Only an exact, line-for-line copy of the data will serve as the answer.

- [THE DATA]:
◆ ◆ ◆ ◆

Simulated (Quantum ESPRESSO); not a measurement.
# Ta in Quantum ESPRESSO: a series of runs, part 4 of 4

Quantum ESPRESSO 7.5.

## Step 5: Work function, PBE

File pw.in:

◆ ◆ ◆ ◆

- [RESULT]:
Simulated (Quantum ESPRESSO); not a measurement.
# Ta in Quantum ESPRESSO: a series of runs, part 4 of 4

Quantum ESPRESSO 7.5.

## Step 5: Work function, PBE

File pw.in:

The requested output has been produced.